▶ [Supplied material]
┏━━
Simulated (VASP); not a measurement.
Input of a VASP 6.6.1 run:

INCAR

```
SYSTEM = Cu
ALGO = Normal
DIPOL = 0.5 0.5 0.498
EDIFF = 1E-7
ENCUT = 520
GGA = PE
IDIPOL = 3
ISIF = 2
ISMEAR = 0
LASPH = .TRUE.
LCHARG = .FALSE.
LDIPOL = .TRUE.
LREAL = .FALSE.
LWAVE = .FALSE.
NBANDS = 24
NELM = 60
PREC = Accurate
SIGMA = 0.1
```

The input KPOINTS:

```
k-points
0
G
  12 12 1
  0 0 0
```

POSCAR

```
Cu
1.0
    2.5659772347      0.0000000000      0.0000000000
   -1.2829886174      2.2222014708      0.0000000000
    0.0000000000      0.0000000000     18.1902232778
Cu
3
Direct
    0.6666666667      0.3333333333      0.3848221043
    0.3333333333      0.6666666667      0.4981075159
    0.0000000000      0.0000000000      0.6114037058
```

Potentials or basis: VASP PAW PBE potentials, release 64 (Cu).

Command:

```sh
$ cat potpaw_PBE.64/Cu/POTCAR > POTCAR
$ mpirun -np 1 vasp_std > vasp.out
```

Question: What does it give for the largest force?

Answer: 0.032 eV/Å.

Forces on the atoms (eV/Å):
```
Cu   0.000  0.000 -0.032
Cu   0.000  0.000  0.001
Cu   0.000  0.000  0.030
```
┗━━

▶ [Assigned task] Lines after the one containing "Answer: 0.032 eV/Å." are not wanted; repeat exactly each line above from the first up to and including it.

▶ [Worked solution]
Simulated (VASP); not a measurement.
Input of a VASP 6.6.1 run:

INCAR

```
SYSTEM = Cu
ALGO = Normal
DIPOL = 0.5 0.5 0.498
EDIFF = 1E-7
ENCUT = 520
GGA = PE
IDIPOL = 3
ISIF = 2
ISMEAR = 0
LASPH = .TRUE.
LCHARG = .FALSE.
LDIPOL = .TRUE.
LREAL = .FALSE.
LWAVE = .FALSE.
NBANDS = 24
NELM = 60
PREC = Accurate
SIGMA = 0.1
```

The input KPOINTS:

```
k-points
0
G
  12 12 1
  0 0 0
```

POSCAR

```
Cu
1.0
    2.5659772347      0.0000000000      0.0000000000
   -1.2829886174      2.2222014708      0.0000000000
    0.0000000000      0.0000000000     18.1902232778
Cu
3
Direct
    0.6666666667      0.3333333333      0.3848221043
    0.3333333333      0.6666666667      0.4981075159
    0.0000000000      0.0000000000      0.6114037058
```

Potentials or basis: VASP PAW PBE potentials, release 64 (Cu).

Command:

```sh
$ cat potpaw_PBE.64/Cu/POTCAR > POTCAR
$ mpirun -np 1 vasp_std > vasp.out
```

Question: What does it give for the largest force?

Answer: 0.032 eV/Å.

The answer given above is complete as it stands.